******

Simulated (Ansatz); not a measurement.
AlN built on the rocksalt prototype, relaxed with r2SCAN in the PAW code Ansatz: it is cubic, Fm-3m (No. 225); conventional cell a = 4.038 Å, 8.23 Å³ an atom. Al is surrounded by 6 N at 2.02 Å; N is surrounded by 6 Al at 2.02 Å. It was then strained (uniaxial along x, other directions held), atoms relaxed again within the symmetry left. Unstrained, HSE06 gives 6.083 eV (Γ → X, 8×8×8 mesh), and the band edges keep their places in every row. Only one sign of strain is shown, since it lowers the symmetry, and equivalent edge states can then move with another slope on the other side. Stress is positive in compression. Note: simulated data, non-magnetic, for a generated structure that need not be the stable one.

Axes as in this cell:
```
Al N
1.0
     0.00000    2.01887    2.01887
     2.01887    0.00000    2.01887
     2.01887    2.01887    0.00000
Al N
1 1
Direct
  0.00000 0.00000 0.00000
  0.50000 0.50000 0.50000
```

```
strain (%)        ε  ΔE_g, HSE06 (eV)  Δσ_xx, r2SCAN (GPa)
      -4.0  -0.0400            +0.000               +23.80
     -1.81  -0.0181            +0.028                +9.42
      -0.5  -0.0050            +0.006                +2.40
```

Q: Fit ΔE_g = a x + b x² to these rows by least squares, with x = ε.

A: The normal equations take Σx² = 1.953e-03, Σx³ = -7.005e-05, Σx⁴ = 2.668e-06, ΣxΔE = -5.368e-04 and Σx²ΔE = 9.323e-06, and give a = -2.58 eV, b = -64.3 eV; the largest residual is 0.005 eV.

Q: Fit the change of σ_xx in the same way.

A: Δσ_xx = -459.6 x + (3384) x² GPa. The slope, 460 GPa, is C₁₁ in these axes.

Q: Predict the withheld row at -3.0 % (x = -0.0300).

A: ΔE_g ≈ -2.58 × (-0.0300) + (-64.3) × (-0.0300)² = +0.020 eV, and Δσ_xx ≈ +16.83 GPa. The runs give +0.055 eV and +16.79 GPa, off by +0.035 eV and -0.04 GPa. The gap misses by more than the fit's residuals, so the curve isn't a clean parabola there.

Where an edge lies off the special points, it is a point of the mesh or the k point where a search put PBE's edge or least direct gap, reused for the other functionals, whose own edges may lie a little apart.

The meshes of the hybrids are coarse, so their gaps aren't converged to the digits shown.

******

Work order: Copy out the data above word for word, starting at its first line and ending with the line that contains "Where an edge".

Written response:
Simulated (Ansatz); not a measurement.
AlN built on the rocksalt prototype, relaxed with r2SCAN in the PAW code Ansatz: it is cubic, Fm-3m (No. 225); conventional cell a = 4.038 Å, 8.23 Å³ an atom. Al is surrounded by 6 N at 2.02 Å; N is surrounded by 6 Al at 2.02 Å. It was then strained (uniaxial along x, other directions held), atoms relaxed again within the symmetry left. Unstrained, HSE06 gives 6.083 eV (Γ → X, 8×8×8 mesh), and the band edges keep their places in every row. Only one sign of strain is shown, since it lowers the symmetry, and equivalent edge states can then move with another slope on the other side. Stress is positive in compression. Note: simulated data, non-magnetic, for a generated structure that need not be the stable one.

Axes as in this cell:
```
Al N
1.0
     0.00000    2.01887    2.01887
     2.01887    0.00000    2.01887
     2.01887    2.01887    0.00000
Al N
1 1
Direct
  0.00000 0.00000 0.00000
  0.50000 0.50000 0.50000
```

```
strain (%)        ε  ΔE_g, HSE06 (eV)  Δσ_xx, r2SCAN (GPa)
      -4.0  -0.0400            +0.000               +23.80
     -1.81  -0.0181            +0.028                +9.42
      -0.5  -0.0050            +0.006                +2.40
```

Q: Fit ΔE_g = a x + b x² to these rows by least squares, with x = ε.

A: The normal equations take Σx² = 1.953e-03, Σx³ = -7.005e-05, Σx⁴ = 2.668e-06, ΣxΔE = -5.368e-04 and Σx²ΔE = 9.323e-06, and give a = -2.58 eV, b = -64.3 eV; the largest residual is 0.005 eV.

Q: Fit the change of σ_xx in the same way.

A: Δσ_xx = -459.6 x + (3384) x² GPa. The slope, 460 GPa, is C₁₁ in these axes.

Q: Predict the withheld row at -3.0 % (x = -0.0300).

A: ΔE_g ≈ -2.58 × (-0.0300) + (-64.3) × (-0.0300)² = +0.020 eV, and Δσ_xx ≈ +16.83 GPa. The runs give +0.055 eV and +16.79 GPa, off by +0.035 eV and -0.04 GPa. The gap misses by more than the fit's residuals, so the curve isn't a clean parabola there.

Where an edge lies off the special points, it is a point of the mesh or the k point where a search put PBE's edge or least direct gap, reused for the other functionals, whose own edges may lie a little apart.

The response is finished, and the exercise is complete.